Top of RECORDS PROVIDED

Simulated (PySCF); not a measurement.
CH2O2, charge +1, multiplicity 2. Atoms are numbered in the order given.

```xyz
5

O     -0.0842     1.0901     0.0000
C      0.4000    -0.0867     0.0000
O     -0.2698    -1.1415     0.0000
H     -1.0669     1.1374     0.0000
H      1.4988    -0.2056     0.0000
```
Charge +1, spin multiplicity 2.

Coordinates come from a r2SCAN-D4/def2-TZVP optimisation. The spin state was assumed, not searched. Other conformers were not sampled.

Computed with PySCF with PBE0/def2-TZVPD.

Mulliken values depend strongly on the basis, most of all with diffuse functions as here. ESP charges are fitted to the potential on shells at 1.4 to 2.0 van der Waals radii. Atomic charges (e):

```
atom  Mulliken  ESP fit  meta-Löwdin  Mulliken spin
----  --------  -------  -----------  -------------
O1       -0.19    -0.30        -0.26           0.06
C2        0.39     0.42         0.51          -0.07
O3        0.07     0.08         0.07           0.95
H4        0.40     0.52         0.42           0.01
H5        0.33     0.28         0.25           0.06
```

Bottom of RECORDS PROVIDED

ACTION ITEM: Your output should be an exact copy of the lines from the top of the listing above to the line with "Charge +1, spin multiplicity 2.", both ends included.

RESPONSE AREA:
Simulated (PySCF); not a measurement.
CH2O2, charge +1, multiplicity 2. Atoms are numbered in the order given.

```xyz
5

O     -0.0842     1.0901     0.0000
C      0.4000    -0.0867     0.0000
O     -0.2698    -1.1415     0.0000
H     -1.0669     1.1374     0.0000
H      1.4988    -0.2056     0.0000
```
Charge +1, spin multiplicity 2.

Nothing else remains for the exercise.